▶ _Work request_:
Reproduce the records exactly, beginning with their first line and ending with the line that contains "MP2 correlation: 0.21555", and output nothing more.

▶ _Dataset content_:
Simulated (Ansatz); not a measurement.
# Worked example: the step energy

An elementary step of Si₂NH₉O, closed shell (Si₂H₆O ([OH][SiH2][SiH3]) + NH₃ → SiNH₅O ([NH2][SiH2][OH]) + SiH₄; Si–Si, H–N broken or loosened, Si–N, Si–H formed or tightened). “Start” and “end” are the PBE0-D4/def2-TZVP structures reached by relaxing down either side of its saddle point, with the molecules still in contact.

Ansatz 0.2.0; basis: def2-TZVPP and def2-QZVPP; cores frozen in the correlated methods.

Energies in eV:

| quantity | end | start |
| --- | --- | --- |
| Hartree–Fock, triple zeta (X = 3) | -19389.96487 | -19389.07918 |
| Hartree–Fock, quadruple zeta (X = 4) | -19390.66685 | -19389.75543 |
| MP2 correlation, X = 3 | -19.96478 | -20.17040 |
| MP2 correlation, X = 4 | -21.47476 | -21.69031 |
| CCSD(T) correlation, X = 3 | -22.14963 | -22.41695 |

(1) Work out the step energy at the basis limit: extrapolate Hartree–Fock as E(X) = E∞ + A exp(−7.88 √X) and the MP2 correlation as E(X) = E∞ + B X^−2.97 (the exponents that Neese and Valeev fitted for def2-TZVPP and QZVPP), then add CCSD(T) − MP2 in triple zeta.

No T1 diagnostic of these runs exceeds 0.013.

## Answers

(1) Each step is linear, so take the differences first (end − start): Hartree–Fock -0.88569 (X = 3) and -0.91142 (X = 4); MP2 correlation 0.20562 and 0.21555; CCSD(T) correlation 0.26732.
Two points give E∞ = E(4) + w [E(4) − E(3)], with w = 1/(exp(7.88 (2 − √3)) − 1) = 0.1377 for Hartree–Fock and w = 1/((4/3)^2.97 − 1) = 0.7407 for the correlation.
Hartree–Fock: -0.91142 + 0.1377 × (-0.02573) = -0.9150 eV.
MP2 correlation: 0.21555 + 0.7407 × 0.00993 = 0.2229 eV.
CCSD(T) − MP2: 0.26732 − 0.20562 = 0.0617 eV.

▶ _Worked solution_:
Simulated (Ansatz); not a measurement.
# Worked example: the step energy

An elementary step of Si₂NH₉O, closed shell (Si₂H₆O ([OH][SiH2][SiH3]) + NH₃ → SiNH₅O ([NH2][SiH2][OH]) + SiH₄; Si–Si, H–N broken or loosened, Si–N, Si–H formed or tightened). “Start” and “end” are the PBE0-D4/def2-TZVP structures reached by relaxing down either side of its saddle point, with the molecules still in contact.

Ansatz 0.2.0; basis: def2-TZVPP and def2-QZVPP; cores frozen in the correlated methods.

Energies in eV:

| quantity | end | start |
| --- | --- | --- |
| Hartree–Fock, triple zeta (X = 3) | -19389.96487 | -19389.07918 |
| Hartree–Fock, quadruple zeta (X = 4) | -19390.66685 | -19389.75543 |
| MP2 correlation, X = 3 | -19.96478 | -20.17040 |
| MP2 correlation, X = 4 | -21.47476 | -21.69031 |
| CCSD(T) correlation, X = 3 | -22.14963 | -22.41695 |

(1) Work out the step energy at the basis limit: extrapolate Hartree–Fock as E(X) = E∞ + A exp(−7.88 √X) and the MP2 correlation as E(X) = E∞ + B X^−2.97 (the exponents that Neese and Valeev fitted for def2-TZVPP and QZVPP), then add CCSD(T) − MP2 in triple zeta.

No T1 diagnostic of these runs exceeds 0.013.

## Answers

(1) Each step is linear, so take the differences first (end − start): Hartree–Fock -0.88569 (X = 3) and -0.91142 (X = 4); MP2 correlation 0.20562 and 0.21555; CCSD(T) correlation 0.26732.
Two points give E∞ = E(4) + w [E(4) − E(3)], with w = 1/(exp(7.88 (2 − √3)) − 1) = 0.1377 for Hartree–Fock and w = 1/((4/3)^2.97 − 1) = 0.7407 for the correlation.
Hartree–Fock: -0.91142 + 0.1377 × (-0.02573) = -0.9150 eV.
MP2 correlation: 0.21555 + 0.7407 × 0.00993 = 0.2229 eV.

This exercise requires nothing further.